STORED DATA ::
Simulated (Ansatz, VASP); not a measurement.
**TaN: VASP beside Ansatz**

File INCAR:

WORK ORDER :: Can you restate every record above word for word?

WORKED SOLUTION ::
Simulated (Ansatz, VASP); not a measurement.
**TaN: VASP beside Ansatz**

File INCAR:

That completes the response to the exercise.